▼

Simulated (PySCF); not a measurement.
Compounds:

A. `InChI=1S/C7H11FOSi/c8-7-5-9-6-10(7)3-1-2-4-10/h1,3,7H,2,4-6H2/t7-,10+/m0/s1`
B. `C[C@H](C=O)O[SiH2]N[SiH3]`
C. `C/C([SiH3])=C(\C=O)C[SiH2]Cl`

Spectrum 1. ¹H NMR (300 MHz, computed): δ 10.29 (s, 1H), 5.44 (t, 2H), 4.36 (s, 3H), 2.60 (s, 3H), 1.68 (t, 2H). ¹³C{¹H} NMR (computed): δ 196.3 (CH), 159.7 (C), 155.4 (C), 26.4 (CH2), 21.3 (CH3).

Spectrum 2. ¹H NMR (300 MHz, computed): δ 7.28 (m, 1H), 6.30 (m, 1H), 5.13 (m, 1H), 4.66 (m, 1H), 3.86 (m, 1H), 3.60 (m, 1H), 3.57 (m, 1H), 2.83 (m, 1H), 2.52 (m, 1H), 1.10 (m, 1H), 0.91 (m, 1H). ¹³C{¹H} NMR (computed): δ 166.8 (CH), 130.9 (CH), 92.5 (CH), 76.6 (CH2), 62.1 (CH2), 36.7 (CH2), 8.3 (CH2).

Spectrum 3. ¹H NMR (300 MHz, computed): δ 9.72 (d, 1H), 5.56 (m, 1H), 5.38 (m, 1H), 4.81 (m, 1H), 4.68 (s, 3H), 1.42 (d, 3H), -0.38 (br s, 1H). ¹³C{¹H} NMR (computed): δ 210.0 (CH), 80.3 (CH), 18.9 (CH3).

▲

### Assignment
From the first line of the material above down to the line with "Spectrum 2. ¹H", output each line exactly; include both of those lines and add no others.

### Answer area
Simulated (PySCF); not a measurement.
Compounds:

A. `InChI=1S/C7H11FOSi/c8-7-5-9-6-10(7)3-1-2-4-10/h1,3,7H,2,4-6H2/t7-,10+/m0/s1`
B. `C[C@H](C=O)O[SiH2]N[SiH3]`
C. `C/C([SiH3])=C(\C=O)C[SiH2]Cl`

Spectrum 1. ¹H NMR (300 MHz, computed): δ 10.29 (s, 1H), 5.44 (t, 2H), 4.36 (s, 3H), 2.60 (s, 3H), 1.68 (t, 2H). ¹³C{¹H} NMR (computed): δ 196.3 (CH), 159.7 (C), 155.4 (C), 26.4 (CH2), 21.3 (CH3).

Spectrum 2. ¹H NMR (300 MHz, computed): δ 7.28 (m, 1H), 6.30 (m, 1H), 5.13 (m, 1H), 4.66 (m, 1H), 3.86 (m, 1H), 3.60 (m, 1H), 3.57 (m, 1H), 2.83 (m, 1H), 2.52 (m, 1H), 1.10 (m, 1H), 0.91 (m, 1H). ¹³C{¹H} NMR (computed): δ 166.8 (CH), 130.9 (CH), 92.5 (CH), 76.6 (CH2), 62.1 (CH2), 36.7 (CH2), 8.3 (CH2).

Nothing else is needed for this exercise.